Work order: Of all the entries below, retype only the lines from the one with "Question: Complete the blanks." through the one with "- charge (e), Mulliken O1, value: -0.88", exactly as they appear.

━━━━━━

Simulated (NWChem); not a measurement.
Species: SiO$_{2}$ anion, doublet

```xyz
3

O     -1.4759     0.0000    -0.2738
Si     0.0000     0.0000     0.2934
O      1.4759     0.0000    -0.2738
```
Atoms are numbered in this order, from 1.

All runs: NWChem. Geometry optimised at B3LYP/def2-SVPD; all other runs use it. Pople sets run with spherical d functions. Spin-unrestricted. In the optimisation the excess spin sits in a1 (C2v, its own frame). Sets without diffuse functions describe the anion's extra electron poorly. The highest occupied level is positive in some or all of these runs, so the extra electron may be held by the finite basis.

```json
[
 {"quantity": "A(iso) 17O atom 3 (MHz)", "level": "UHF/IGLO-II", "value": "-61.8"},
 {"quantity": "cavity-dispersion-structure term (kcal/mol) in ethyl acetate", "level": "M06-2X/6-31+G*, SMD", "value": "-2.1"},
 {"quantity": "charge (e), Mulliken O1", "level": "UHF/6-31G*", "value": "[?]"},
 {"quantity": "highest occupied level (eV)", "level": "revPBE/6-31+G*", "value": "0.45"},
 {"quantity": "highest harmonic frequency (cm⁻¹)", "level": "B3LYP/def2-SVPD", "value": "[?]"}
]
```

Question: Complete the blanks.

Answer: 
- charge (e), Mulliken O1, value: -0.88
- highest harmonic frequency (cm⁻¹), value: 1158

━━━━━━

Exercise answer:
Question: Complete the blanks.

Answer: 
- charge (e), Mulliken O1, value: -0.88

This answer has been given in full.